________
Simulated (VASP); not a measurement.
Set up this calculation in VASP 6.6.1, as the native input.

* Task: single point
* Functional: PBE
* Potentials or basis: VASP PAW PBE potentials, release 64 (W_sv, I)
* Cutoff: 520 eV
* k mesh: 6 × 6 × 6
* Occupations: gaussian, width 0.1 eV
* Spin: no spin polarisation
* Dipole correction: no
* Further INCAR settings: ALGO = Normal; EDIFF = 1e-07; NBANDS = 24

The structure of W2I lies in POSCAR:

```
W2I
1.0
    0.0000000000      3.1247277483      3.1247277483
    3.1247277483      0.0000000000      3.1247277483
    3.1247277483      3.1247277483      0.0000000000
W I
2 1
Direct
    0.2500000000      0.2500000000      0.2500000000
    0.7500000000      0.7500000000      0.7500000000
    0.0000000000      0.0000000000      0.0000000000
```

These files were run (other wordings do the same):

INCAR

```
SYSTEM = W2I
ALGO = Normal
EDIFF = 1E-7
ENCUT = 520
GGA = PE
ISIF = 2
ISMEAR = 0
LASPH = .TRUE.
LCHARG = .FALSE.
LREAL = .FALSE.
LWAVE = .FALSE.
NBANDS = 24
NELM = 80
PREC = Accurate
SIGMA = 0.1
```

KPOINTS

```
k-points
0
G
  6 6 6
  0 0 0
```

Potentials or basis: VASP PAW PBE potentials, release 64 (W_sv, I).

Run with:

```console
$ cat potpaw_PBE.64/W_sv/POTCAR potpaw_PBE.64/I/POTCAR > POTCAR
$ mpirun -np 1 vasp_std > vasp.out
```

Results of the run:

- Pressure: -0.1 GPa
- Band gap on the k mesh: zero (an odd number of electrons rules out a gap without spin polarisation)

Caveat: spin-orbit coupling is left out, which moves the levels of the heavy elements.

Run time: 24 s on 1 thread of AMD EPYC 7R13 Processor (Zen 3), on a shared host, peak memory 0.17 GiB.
________

> Work request
Which lines above run from the one containing "Dipole correction: no" to the one containing "Caveat: spin-orbit coupling"? Give them again exactly, both ends included.

> Problem solution
* Dipole correction: no
* Further INCAR settings: ALGO = Normal; EDIFF = 1e-07; NBANDS = 24

The structure of W2I lies in POSCAR:

```
W2I
1.0
    0.0000000000      3.1247277483      3.1247277483
    3.1247277483      0.0000000000      3.1247277483
    3.1247277483      3.1247277483      0.0000000000
W I
2 1
Direct
    0.2500000000      0.2500000000      0.2500000000
    0.7500000000      0.7500000000      0.7500000000
    0.0000000000      0.0000000000      0.0000000000
```

These files were run (other wordings do the same):

INCAR

```
SYSTEM = W2I
ALGO = Normal
EDIFF = 1E-7
ENCUT = 520
GGA = PE
ISIF = 2
ISMEAR = 0
LASPH = .TRUE.
LCHARG = .FALSE.
LREAL = .FALSE.
LWAVE = .FALSE.
NBANDS = 24
NELM = 80
PREC = Accurate
SIGMA = 0.1
```

KPOINTS

```
k-points
0
G
  6 6 6
  0 0 0
```

Potentials or basis: VASP PAW PBE potentials, release 64 (W_sv, I).

Run with:

```console
$ cat potpaw_PBE.64/W_sv/POTCAR potpaw_PBE.64/I/POTCAR > POTCAR
$ mpirun -np 1 vasp_std > vasp.out
```

Results of the run:

- Pressure: -0.1 GPa
- Band gap on the k mesh: zero (an odd number of electrons rules out a gap without spin polarisation)

Caveat: spin-orbit coupling is left out, which moves the levels of the heavy elements.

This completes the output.